Action item:
Give all the data again exactly.

Recorded data:
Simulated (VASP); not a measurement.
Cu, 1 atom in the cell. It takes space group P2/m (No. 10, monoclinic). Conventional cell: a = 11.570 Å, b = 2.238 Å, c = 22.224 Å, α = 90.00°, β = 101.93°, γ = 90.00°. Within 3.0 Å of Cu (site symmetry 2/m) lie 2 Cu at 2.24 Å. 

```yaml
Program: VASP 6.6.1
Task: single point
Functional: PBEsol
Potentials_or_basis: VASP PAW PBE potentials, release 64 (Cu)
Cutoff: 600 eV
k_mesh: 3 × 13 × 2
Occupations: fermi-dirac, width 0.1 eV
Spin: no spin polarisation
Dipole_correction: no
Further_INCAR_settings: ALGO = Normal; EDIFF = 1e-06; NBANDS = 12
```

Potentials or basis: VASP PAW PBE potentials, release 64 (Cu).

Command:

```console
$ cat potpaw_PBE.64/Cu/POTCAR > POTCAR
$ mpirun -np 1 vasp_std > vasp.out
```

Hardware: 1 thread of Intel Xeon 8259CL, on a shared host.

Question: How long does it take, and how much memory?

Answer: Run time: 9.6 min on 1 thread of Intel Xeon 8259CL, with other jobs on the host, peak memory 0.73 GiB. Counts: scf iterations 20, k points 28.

Task result:
Simulated (VASP); not a measurement.
Cu, 1 atom in the cell. It takes space group P2/m (No. 10, monoclinic). Conventional cell: a = 11.570 Å, b = 2.238 Å, c = 22.224 Å, α = 90.00°, β = 101.93°, γ = 90.00°. Within 3.0 Å of Cu (site symmetry 2/m) lie 2 Cu at 2.24 Å. 

```yaml
Program: VASP 6.6.1
Task: single point
Functional: PBEsol
Potentials_or_basis: VASP PAW PBE potentials, release 64 (Cu)
Cutoff: 600 eV
k_mesh: 3 × 13 × 2
Occupations: fermi-dirac, width 0.1 eV
Spin: no spin polarisation
Dipole_correction: no
Further_INCAR_settings: ALGO = Normal; EDIFF = 1e-06; NBANDS = 12
```

Potentials or basis: VASP PAW PBE potentials, release 64 (Cu).

Command:

```console
$ cat potpaw_PBE.64/Cu/POTCAR > POTCAR
$ mpirun -np 1 vasp_std > vasp.out
```

Hardware: 1 thread of Intel Xeon 8259CL, on a shared host.

Question: How long does it take, and how much memory?

Answer: Run time: 9.6 min on 1 thread of Intel Xeon 8259CL, with other jobs on the host, peak memory 0.73 GiB. Counts: scf iterations 20, k points 28.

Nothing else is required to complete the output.